Output the data word for word. Begin at its first line and end at the line with "- Spin: no spin polarisation".

Segment Start: SOURCE INFORMATION

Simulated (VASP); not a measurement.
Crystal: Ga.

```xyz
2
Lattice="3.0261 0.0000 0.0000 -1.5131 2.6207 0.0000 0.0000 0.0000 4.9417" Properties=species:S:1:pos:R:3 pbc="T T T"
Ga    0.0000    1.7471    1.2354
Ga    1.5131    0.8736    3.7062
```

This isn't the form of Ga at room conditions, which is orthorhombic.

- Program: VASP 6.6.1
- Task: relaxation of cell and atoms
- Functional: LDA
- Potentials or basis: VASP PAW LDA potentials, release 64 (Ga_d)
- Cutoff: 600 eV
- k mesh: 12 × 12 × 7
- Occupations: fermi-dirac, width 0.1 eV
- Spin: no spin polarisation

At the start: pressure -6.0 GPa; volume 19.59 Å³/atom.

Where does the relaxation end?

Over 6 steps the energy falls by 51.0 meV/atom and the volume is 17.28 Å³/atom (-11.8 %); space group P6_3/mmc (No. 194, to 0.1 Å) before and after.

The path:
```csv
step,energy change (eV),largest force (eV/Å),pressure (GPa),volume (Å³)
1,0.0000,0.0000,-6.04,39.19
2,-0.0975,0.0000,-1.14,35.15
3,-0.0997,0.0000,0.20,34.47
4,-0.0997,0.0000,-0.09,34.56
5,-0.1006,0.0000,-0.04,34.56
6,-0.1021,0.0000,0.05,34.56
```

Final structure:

Segment End: SOURCE INFORMATION

__TASK SOLUTION__.
Simulated (VASP); not a measurement.
Crystal: Ga.

```xyz
2
Lattice="3.0261 0.0000 0.0000 -1.5131 2.6207 0.0000 0.0000 0.0000 4.9417" Properties=species:S:1:pos:R:3 pbc="T T T"
Ga    0.0000    1.7471    1.2354
Ga    1.5131    0.8736    3.7062
```

This isn't the form of Ga at room conditions, which is orthorhombic.

- Program: VASP 6.6.1
- Task: relaxation of cell and atoms
- Functional: LDA
- Potentials or basis: VASP PAW LDA potentials, release 64 (Ga_d)
- Cutoff: 600 eV
- k mesh: 12 × 12 × 7
- Occupations: fermi-dirac, width 0.1 eV
- Spin: no spin polarisation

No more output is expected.